- Work task
Everything in the data below is left aside except the lines from the one containing "Crystal: KCl." through the one containing "- Program: VASP 6.6.1"; repeat those exactly.

- Material provided
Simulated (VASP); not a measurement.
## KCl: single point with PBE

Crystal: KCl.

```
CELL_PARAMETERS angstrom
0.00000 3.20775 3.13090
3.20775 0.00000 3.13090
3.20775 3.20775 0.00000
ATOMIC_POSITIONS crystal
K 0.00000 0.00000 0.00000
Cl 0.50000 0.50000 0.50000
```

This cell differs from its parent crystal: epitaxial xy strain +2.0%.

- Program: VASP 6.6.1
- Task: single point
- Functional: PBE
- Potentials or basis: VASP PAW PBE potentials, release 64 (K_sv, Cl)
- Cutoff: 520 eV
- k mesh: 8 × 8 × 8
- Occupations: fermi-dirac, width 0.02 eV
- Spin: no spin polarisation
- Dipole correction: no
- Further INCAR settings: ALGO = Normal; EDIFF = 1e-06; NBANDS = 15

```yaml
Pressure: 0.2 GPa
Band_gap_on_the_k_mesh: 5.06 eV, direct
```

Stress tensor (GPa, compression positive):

- Response box
Crystal: KCl.

```
CELL_PARAMETERS angstrom
0.00000 3.20775 3.13090
3.20775 0.00000 3.13090
3.20775 3.20775 0.00000
ATOMIC_POSITIONS crystal
K 0.00000 0.00000 0.00000
Cl 0.50000 0.50000 0.50000
```

This cell differs from its parent crystal: epitaxial xy strain +2.0%.

- Program: VASP 6.6.1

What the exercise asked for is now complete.